Work item: Return, unaltered, every line from the beginning of the material below up to and including the one with "A perfectly stirred".

*** Provided material ***

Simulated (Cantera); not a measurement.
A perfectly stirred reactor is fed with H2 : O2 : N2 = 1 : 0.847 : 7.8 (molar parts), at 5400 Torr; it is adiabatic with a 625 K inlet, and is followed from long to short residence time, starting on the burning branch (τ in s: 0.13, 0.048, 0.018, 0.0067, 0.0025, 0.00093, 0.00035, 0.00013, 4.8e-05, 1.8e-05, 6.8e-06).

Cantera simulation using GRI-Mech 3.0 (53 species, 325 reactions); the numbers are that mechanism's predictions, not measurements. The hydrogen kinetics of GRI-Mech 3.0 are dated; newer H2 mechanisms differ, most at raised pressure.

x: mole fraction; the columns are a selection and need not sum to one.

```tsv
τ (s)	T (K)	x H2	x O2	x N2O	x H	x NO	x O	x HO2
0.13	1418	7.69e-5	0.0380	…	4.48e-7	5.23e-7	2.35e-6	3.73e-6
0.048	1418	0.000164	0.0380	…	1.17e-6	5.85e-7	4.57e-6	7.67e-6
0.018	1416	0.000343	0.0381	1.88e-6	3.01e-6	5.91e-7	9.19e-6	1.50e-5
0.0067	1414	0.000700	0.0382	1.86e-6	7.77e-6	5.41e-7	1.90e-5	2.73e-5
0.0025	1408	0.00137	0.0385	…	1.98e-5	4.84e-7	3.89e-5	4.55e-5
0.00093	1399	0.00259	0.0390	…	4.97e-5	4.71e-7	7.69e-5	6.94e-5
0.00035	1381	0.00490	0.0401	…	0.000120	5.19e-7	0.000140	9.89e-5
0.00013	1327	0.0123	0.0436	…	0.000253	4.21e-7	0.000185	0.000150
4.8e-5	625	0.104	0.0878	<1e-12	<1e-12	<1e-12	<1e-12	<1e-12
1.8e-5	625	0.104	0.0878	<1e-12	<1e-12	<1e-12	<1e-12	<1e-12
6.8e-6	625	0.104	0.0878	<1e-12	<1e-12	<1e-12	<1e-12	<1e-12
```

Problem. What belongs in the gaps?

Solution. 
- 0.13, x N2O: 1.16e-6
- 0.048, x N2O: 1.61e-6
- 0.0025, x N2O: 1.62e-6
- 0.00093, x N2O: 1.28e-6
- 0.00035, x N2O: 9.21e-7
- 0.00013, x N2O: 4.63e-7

*** End of Provided material ***

Worked solution:
Simulated (Cantera); not a measurement.
A perfectly stirred reactor is fed with H2 : O2 : N2 = 1 : 0.847 : 7.8 (molar parts), at 5400 Torr; it is adiabatic with a 625 K inlet, and is followed from long to short residence time, starting on the burning branch (τ in s: 0.13, 0.048, 0.018, 0.0067, 0.0025, 0.00093, 0.00035, 0.00013, 4.8e-05, 1.8e-05, 6.8e-06).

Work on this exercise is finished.